ACTIVITY: Each entry here needs to be given again exactly.

EXTRACTED ENTRIES:
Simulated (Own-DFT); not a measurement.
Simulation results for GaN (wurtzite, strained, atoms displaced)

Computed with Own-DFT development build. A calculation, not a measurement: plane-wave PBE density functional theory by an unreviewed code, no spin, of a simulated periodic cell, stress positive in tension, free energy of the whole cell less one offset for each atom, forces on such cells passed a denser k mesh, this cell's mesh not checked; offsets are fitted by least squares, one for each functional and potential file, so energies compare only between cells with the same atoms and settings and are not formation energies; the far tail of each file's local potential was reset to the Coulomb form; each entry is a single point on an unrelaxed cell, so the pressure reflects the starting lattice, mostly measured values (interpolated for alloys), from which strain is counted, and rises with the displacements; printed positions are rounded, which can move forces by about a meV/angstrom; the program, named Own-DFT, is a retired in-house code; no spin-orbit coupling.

RESPONSE BOX:
Simulated (Own-DFT); not a measurement.
Simulation results for GaN (wurtzite, strained, atoms displaced)

Computed with Own-DFT development build. A calculation, not a measurement: plane-wave PBE density functional theory by an unreviewed code, no spin, of a simulated periodic cell, stress positive in tension, free energy of the whole cell less one offset for each atom, forces on such cells passed a denser k mesh, this cell's mesh not checked; offsets are fitted by least squares, one for each functional and potential file, so energies compare only between cells with the same atoms and settings and are not formation energies; the far tail of each file's local potential was reset to the Coulomb form; each entry is a single point on an unrelaxed cell, so the pressure reflects the starting lattice, mostly measured values (interpolated for alloys), from which strain is counted, and rises with the displacements; printed positions are rounded, which can move forces by about a meV/angstrom; the program, named Own-DFT, is a retired in-house code; no spin-orbit coupling.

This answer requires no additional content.